REQUIREMENT. Below is a listing. Write out exactly its lines between the one holding "Plan: PBE0-D4/def2-SVP; ωB97M-V/def2-SVP;" and the one holding "Atoms are counted", inclusive.

INPUT DATA.
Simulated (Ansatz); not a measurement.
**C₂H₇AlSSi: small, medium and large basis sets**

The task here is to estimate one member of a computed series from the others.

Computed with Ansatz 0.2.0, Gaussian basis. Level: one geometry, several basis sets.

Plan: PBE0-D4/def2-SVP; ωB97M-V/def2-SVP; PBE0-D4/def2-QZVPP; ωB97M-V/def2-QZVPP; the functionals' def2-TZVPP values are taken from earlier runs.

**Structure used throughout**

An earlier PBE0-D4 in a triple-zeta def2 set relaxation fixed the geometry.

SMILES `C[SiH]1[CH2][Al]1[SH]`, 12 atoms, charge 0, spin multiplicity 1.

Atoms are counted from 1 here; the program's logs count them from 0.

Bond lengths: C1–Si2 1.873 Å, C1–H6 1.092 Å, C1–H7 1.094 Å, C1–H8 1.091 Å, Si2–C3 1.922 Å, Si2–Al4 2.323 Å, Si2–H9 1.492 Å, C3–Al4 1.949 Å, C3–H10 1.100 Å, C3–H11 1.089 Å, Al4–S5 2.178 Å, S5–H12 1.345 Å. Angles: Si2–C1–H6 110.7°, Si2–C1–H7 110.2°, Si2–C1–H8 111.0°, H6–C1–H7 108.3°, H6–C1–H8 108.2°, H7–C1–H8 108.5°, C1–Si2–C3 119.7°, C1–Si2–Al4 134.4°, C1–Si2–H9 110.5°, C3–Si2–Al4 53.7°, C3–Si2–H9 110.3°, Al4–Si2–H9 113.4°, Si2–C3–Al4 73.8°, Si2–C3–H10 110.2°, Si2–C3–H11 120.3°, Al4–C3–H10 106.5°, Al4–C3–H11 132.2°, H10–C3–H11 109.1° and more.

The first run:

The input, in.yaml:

EXERCISE ANSWER.
Plan: PBE0-D4/def2-SVP; ωB97M-V/def2-SVP; PBE0-D4/def2-QZVPP; ωB97M-V/def2-QZVPP; the functionals' def2-TZVPP values are taken from earlier runs.

**Structure used throughout**

An earlier PBE0-D4 in a triple-zeta def2 set relaxation fixed the geometry.

SMILES `C[SiH]1[CH2][Al]1[SH]`, 12 atoms, charge 0, spin multiplicity 1.

Atoms are counted from 1 here; the program's logs count them from 0.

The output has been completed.